Required action:
The line that contains "How long does it take, and how much memory?" marks the end: retype the data below exactly from its first line through that line.

Dataset records:
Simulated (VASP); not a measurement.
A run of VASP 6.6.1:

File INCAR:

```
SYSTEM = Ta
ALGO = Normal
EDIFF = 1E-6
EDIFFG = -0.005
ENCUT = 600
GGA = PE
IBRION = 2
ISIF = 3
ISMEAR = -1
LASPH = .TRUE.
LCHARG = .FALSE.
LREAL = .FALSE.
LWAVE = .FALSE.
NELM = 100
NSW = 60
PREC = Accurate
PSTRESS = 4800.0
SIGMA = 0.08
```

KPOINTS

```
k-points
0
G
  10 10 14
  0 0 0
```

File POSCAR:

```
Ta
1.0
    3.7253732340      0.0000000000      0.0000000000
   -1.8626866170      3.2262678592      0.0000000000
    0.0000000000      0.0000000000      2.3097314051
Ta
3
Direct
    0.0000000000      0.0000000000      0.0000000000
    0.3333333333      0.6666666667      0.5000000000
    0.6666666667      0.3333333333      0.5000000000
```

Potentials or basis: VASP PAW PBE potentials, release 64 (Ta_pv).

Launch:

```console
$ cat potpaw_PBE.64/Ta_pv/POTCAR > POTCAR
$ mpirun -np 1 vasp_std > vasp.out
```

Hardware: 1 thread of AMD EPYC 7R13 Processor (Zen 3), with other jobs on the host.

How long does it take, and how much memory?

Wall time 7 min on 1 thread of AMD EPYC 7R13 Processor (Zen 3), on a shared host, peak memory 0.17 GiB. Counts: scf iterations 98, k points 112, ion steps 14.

Answer area:
Simulated (VASP); not a measurement.
A run of VASP 6.6.1:

File INCAR:

```
SYSTEM = Ta
ALGO = Normal
EDIFF = 1E-6
EDIFFG = -0.005
ENCUT = 600
GGA = PE
IBRION = 2
ISIF = 3
ISMEAR = -1
LASPH = .TRUE.
LCHARG = .FALSE.
LREAL = .FALSE.
LWAVE = .FALSE.
NELM = 100
NSW = 60
PREC = Accurate
PSTRESS = 4800.0
SIGMA = 0.08
```

KPOINTS

```
k-points
0
G
  10 10 14
  0 0 0
```

File POSCAR:

```
Ta
1.0
    3.7253732340      0.0000000000      0.0000000000
   -1.8626866170      3.2262678592      0.0000000000
    0.0000000000      0.0000000000      2.3097314051
Ta
3
Direct
    0.0000000000      0.0000000000      0.0000000000
    0.3333333333      0.6666666667      0.5000000000
    0.6666666667      0.3333333333      0.5000000000
```

Potentials or basis: VASP PAW PBE potentials, release 64 (Ta_pv).

Launch:

```console
$ cat potpaw_PBE.64/Ta_pv/POTCAR > POTCAR
$ mpirun -np 1 vasp_std > vasp.out
```

Hardware: 1 thread of AMD EPYC 7R13 Processor (Zen 3), with other jobs on the host.

How long does it take, and how much memory?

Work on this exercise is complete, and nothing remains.